Print nothing but the lines below starting at the line that holds "175.4 | 386.5 |" and ending at the line that holds "30.5 | 213.7 |", including both, each exactly as written.

*** Opening of Extracted records ***
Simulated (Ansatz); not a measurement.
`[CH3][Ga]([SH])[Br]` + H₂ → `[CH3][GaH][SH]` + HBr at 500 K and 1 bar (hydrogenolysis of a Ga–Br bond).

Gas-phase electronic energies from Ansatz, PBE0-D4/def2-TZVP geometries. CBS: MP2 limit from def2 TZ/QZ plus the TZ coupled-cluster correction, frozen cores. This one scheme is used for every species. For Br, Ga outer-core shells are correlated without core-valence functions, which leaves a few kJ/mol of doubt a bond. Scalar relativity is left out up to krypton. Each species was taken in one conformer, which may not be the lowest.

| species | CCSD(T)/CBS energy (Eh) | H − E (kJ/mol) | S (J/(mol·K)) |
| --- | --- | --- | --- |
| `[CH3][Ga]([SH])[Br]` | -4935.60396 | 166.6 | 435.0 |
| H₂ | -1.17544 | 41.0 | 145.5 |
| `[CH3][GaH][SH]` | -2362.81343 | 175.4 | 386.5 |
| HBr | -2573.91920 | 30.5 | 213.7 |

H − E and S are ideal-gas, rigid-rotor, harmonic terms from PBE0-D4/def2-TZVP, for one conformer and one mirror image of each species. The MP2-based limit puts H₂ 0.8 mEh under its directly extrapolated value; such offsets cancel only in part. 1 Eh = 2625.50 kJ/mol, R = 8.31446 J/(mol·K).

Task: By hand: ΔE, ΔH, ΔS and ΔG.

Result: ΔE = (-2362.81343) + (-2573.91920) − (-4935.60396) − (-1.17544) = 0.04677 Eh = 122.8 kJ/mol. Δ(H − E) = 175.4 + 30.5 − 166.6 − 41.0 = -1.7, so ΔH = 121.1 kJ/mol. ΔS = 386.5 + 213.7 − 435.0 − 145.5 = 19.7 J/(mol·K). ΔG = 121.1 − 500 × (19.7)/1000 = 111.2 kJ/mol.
*** Close of Extracted records ***

*Result:*
| `[CH3][GaH][SH]` | -2362.81343 | 175.4 | 386.5 |
| HBr | -2573.91920 | 30.5 | 213.7 |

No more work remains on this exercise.